WORK INSTRUCTION :: The response is to be the full listing, set down exactly.

SOURCE INFORMATION ::
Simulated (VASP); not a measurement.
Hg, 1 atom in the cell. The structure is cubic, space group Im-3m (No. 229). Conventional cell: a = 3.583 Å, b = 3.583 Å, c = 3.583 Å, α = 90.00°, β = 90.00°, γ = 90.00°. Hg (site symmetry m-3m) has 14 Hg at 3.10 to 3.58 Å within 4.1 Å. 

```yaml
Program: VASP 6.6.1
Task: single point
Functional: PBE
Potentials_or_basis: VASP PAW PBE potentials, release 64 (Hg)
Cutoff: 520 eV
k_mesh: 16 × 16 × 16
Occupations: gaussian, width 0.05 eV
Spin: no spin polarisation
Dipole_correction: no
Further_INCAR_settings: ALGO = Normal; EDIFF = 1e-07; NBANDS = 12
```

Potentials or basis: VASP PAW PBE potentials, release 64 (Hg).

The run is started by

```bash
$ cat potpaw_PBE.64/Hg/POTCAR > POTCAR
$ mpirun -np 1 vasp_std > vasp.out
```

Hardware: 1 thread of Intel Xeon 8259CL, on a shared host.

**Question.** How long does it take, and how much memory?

TASK RESULT ::
Simulated (VASP); not a measurement.
Hg, 1 atom in the cell. The structure is cubic, space group Im-3m (No. 229). Conventional cell: a = 3.583 Å, b = 3.583 Å, c = 3.583 Å, α = 90.00°, β = 90.00°, γ = 90.00°. Hg (site symmetry m-3m) has 14 Hg at 3.10 to 3.58 Å within 4.1 Å. 

```yaml
Program: VASP 6.6.1
Task: single point
Functional: PBE
Potentials_or_basis: VASP PAW PBE potentials, release 64 (Hg)
Cutoff: 520 eV
k_mesh: 16 × 16 × 16
Occupations: gaussian, width 0.05 eV
Spin: no spin polarisation
Dipole_correction: no
Further_INCAR_settings: ALGO = Normal; EDIFF = 1e-07; NBANDS = 12
```

Potentials or basis: VASP PAW PBE potentials, release 64 (Hg).

The run is started by

```bash
$ cat potpaw_PBE.64/Hg/POTCAR > POTCAR
$ mpirun -np 1 vasp_std > vasp.out
```

Hardware: 1 thread of Intel Xeon 8259CL, on a shared host.

**Question.** How long does it take, and how much memory?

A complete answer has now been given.